**Task item:**
What you return must match the records character for character.

**Data section:**
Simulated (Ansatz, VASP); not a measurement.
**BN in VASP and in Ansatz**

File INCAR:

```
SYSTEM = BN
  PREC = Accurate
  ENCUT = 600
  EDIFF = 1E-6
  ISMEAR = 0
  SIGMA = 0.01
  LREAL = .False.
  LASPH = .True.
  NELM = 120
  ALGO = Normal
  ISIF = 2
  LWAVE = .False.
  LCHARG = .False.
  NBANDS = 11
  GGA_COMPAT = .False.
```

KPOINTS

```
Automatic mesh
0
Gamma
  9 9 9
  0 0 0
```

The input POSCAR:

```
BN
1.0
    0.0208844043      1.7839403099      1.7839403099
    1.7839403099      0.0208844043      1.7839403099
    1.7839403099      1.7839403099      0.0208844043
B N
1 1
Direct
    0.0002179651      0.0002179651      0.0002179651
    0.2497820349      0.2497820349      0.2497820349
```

**Written response:**
Simulated (Ansatz, VASP); not a measurement.
**BN in VASP and in Ansatz**

File INCAR:

```
SYSTEM = BN
  PREC = Accurate
  ENCUT = 600
  EDIFF = 1E-6
  ISMEAR = 0
  SIGMA = 0.01
  LREAL = .False.
  LASPH = .True.
  NELM = 120
  ALGO = Normal
  ISIF = 2
  LWAVE = .False.
  LCHARG = .False.
  NBANDS = 11
  GGA_COMPAT = .False.
```

KPOINTS

```
Automatic mesh
0
Gamma
  9 9 9
  0 0 0
```

The input POSCAR:

```
BN
1.0
    0.0208844043      1.7839403099      1.7839403099
    1.7839403099      0.0208844043      1.7839403099
    1.7839403099      1.7839403099      0.0208844043
B N
1 1
Direct
    0.0002179651      0.0002179651      0.0002179651
    0.2497820349      0.2497820349      0.2497820349
```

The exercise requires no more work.